## Task item:
Use the entries below and reproduce exactly the lines from the one containing "Runs of VASP" down to the one containing "A k mesh can miss the band edges.", both of them included.

= Beginning of Section =
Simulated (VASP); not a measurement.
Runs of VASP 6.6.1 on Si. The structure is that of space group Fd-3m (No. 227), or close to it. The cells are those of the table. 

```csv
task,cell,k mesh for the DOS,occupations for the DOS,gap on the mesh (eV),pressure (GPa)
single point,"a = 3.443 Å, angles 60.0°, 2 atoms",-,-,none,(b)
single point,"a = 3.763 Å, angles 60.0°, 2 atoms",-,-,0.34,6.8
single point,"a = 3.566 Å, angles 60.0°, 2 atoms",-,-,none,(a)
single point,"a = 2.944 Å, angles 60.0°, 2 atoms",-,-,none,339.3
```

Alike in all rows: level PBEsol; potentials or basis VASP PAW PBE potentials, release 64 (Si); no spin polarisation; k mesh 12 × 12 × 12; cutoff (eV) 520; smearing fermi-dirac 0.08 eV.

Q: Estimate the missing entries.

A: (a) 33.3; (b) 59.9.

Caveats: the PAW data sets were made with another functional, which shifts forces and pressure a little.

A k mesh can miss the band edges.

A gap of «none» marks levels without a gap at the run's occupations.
= End of Section =

## Task response:
Runs of VASP 6.6.1 on Si. The structure is that of space group Fd-3m (No. 227), or close to it. The cells are those of the table. 

```csv
task,cell,k mesh for the DOS,occupations for the DOS,gap on the mesh (eV),pressure (GPa)
single point,"a = 3.443 Å, angles 60.0°, 2 atoms",-,-,none,(b)
single point,"a = 3.763 Å, angles 60.0°, 2 atoms",-,-,0.34,6.8
single point,"a = 3.566 Å, angles 60.0°, 2 atoms",-,-,none,(a)
single point,"a = 2.944 Å, angles 60.0°, 2 atoms",-,-,none,339.3
```

Alike in all rows: level PBEsol; potentials or basis VASP PAW PBE potentials, release 64 (Si); no spin polarisation; k mesh 12 × 12 × 12; cutoff (eV) 520; smearing fermi-dirac 0.08 eV.

Q: Estimate the missing entries.

A: (a) 33.3; (b) 59.9.

Caveats: the PAW data sets were made with another functional, which shifts forces and pressure a little.

A k mesh can miss the band edges.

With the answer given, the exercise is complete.